::: RECORD EXTRACTS

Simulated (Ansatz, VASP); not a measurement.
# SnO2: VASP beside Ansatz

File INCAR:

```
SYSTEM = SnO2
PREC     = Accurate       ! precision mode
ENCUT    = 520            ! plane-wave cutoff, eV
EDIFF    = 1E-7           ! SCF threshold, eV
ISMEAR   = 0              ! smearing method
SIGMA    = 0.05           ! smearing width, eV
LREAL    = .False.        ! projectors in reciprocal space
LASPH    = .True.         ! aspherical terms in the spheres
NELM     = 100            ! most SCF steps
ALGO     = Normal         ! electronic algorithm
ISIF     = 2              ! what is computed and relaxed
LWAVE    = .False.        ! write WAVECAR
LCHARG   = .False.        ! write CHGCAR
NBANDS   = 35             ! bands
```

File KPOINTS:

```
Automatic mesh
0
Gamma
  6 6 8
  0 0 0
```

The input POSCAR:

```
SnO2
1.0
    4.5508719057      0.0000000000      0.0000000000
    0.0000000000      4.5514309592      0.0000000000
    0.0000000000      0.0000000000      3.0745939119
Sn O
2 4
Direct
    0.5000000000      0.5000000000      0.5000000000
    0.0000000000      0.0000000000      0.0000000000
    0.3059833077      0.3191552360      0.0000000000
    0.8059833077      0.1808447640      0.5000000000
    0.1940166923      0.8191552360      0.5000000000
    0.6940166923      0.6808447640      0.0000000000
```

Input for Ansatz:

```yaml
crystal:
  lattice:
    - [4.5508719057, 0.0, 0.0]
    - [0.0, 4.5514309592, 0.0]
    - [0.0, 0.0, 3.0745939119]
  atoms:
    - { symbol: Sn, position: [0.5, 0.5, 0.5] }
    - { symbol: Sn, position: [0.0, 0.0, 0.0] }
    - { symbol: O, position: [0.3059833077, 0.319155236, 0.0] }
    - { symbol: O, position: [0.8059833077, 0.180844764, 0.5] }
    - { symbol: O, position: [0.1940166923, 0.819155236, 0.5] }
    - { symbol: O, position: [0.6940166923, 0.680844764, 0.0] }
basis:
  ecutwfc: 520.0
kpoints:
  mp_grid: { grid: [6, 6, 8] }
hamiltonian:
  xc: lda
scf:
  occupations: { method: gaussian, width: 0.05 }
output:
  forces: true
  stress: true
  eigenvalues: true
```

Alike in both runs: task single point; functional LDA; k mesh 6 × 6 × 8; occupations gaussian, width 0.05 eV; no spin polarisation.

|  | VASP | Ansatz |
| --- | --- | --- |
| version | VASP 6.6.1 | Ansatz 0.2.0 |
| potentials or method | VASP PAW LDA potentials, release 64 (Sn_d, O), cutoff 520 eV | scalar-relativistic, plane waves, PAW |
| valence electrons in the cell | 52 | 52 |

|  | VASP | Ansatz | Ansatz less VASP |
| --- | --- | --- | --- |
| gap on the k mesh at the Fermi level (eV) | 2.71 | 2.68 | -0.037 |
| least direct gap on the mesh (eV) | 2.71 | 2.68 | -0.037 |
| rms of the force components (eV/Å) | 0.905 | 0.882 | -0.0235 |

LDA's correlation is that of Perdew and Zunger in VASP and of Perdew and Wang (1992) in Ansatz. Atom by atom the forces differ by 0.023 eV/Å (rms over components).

::::::

Since only part of the listing is wanted, copy exactly the lines from the one holding "cell | 52 | 52 |" to the one holding "0.882 | -0.0235 |", both included.

▶ [SOLUTION]:
| valence electrons in the cell | 52 | 52 |

|  | VASP | Ansatz | Ansatz less VASP |
| --- | --- | --- | --- |
| gap on the k mesh at the Fermi level (eV) | 2.71 | 2.68 | -0.037 |
| least direct gap on the mesh (eV) | 2.71 | 2.68 | -0.037 |
| rms of the force components (eV/Å) | 0.905 | 0.882 | -0.0235 |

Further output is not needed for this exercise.